——

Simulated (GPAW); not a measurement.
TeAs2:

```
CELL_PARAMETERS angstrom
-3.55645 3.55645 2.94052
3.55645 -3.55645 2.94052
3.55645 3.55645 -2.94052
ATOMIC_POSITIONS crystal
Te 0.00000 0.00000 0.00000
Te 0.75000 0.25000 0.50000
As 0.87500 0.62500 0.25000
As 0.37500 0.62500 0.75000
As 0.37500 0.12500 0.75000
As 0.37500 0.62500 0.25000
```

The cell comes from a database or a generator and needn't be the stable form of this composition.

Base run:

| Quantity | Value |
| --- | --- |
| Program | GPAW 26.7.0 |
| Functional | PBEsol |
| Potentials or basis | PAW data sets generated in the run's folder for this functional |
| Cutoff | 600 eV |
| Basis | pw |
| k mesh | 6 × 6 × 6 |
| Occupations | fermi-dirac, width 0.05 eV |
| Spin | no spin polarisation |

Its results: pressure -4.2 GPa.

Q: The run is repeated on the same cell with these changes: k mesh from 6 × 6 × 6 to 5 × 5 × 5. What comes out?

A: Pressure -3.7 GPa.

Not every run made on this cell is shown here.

——

**EXERCISE:**
Only those lines of the entries above that run from the line containing "Cutoff | 600 eV |" to the line containing "A: Pressure -3.7 GPa.", both included, should be transcribed exactly.

**ANSWER BOX:**
| Cutoff | 600 eV |
| Basis | pw |
| k mesh | 6 × 6 × 6 |
| Occupations | fermi-dirac, width 0.05 eV |
| Spin | no spin polarisation |

Its results: pressure -4.2 GPa.

Q: The run is repeated on the same cell with these changes: k mesh from 6 × 6 × 6 to 5 × 5 × 5. What comes out?

A: Pressure -3.7 GPa.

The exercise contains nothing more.